Given information ->
------
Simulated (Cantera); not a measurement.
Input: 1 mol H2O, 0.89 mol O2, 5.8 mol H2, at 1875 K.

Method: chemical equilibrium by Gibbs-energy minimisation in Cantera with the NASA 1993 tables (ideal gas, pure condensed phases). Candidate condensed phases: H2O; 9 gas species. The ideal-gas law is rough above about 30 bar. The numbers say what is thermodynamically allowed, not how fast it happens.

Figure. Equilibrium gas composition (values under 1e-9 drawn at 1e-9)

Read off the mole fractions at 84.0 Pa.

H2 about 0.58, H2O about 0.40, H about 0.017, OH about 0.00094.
------

Work task -> Start at the top line of the records and retype them all exactly.

Task answer ->
Simulated (Cantera); not a measurement.
Input: 1 mol H2O, 0.89 mol O2, 5.8 mol H2, at 1875 K.

Method: chemical equilibrium by Gibbs-energy minimisation in Cantera with the NASA 1993 tables (ideal gas, pure condensed phases). Candidate condensed phases: H2O; 9 gas species. The ideal-gas law is rough above about 30 bar. The numbers say what is thermodynamically allowed, not how fast it happens.

Figure. Equilibrium gas composition (values under 1e-9 drawn at 1e-9)

Read off the mole fractions at 84.0 Pa.

H2 about 0.58, H2O about 0.40, H about 0.017, OH about 0.00094.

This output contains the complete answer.